**Exercise**: Only the lines from the top of the following listing through the line with "width 0.05 eV |" belong in your answer, exactly as written.

**Source data**:
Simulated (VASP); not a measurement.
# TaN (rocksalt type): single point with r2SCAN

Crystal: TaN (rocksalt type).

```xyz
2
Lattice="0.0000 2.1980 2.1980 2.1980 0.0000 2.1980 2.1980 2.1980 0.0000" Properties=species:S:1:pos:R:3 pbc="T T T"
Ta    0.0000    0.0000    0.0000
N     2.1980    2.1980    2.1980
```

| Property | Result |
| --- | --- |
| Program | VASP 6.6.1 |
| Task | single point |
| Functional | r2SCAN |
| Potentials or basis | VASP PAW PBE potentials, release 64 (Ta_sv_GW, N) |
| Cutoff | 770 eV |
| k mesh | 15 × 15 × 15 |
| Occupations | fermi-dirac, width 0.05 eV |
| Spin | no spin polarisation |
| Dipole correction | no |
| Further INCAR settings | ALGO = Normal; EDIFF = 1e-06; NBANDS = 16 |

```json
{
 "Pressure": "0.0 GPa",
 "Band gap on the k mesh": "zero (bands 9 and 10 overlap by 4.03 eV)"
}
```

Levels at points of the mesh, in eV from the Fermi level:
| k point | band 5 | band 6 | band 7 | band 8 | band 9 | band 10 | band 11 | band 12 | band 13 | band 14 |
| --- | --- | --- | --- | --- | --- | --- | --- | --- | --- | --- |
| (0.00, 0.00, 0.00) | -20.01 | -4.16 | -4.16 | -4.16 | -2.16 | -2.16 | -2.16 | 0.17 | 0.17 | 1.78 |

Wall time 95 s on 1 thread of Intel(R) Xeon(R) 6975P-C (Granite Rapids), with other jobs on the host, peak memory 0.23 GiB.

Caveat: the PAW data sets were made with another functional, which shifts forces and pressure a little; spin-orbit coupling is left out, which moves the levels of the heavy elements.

**Expected answer**:
Simulated (VASP); not a measurement.
# TaN (rocksalt type): single point with r2SCAN

Crystal: TaN (rocksalt type).

```xyz
2
Lattice="0.0000 2.1980 2.1980 2.1980 0.0000 2.1980 2.1980 2.1980 0.0000" Properties=species:S:1:pos:R:3 pbc="T T T"
Ta    0.0000    0.0000    0.0000
N     2.1980    2.1980    2.1980
```

| Property | Result |
| --- | --- |
| Program | VASP 6.6.1 |
| Task | single point |
| Functional | r2SCAN |
| Potentials or basis | VASP PAW PBE potentials, release 64 (Ta_sv_GW, N) |
| Cutoff | 770 eV |
| k mesh | 15 × 15 × 15 |
| Occupations | fermi-dirac, width 0.05 eV |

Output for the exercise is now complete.